----------
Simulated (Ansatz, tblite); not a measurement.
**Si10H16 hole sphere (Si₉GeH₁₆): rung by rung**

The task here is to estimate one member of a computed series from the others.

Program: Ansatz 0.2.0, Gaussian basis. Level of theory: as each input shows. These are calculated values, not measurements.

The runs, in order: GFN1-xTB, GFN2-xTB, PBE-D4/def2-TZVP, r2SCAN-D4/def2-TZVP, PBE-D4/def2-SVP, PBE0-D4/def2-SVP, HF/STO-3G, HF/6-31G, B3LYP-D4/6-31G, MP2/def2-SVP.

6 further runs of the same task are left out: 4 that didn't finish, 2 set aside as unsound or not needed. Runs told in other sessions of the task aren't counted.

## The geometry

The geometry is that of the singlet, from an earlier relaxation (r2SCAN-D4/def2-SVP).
----------

> _TASK ITEM_
Repeat the records above in full, word for word.

> _ANSWER SPACE_
Simulated (Ansatz, tblite); not a measurement.
**Si10H16 hole sphere (Si₉GeH₁₆): rung by rung**

The task here is to estimate one member of a computed series from the others.

Program: Ansatz 0.2.0, Gaussian basis. Level of theory: as each input shows. These are calculated values, not measurements.

The runs, in order: GFN1-xTB, GFN2-xTB, PBE-D4/def2-TZVP, r2SCAN-D4/def2-TZVP, PBE-D4/def2-SVP, PBE0-D4/def2-SVP, HF/STO-3G, HF/6-31G, B3LYP-D4/6-31G, MP2/def2-SVP.

6 further runs of the same task are left out: 4 that didn't finish, 2 set aside as unsound or not needed. Runs told in other sessions of the task aren't counted.

## The geometry

The geometry is that of the singlet, from an earlier relaxation (r2SCAN-D4/def2-SVP).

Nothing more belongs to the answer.